WORK TASK: Exact reproduction of the following data is required.

EXTRACTED MATERIAL:
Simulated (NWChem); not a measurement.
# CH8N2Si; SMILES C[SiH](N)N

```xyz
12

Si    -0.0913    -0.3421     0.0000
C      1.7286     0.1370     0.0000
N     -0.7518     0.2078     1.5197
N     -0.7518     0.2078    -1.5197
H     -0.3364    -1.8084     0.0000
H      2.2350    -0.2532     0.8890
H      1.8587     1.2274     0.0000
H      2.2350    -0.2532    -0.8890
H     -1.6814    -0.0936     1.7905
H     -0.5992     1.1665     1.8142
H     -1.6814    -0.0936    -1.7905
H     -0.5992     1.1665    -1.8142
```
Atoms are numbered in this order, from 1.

ANSWER AREA:
Simulated (NWChem); not a measurement.
# CH8N2Si; SMILES C[SiH](N)N

```xyz
12

Si    -0.0913    -0.3421     0.0000
C      1.7286     0.1370     0.0000
N     -0.7518     0.2078     1.5197
N     -0.7518     0.2078    -1.5197
H     -0.3364    -1.8084     0.0000
H      2.2350    -0.2532     0.8890
H      1.8587     1.2274     0.0000
H      2.2350    -0.2532    -0.8890
H     -1.6814    -0.0936     1.7905
H     -0.5992     1.1665     1.8142
H     -1.6814    -0.0936    -1.7905
H     -0.5992     1.1665    -1.8142
```
Atoms are numbered in this order, from 1.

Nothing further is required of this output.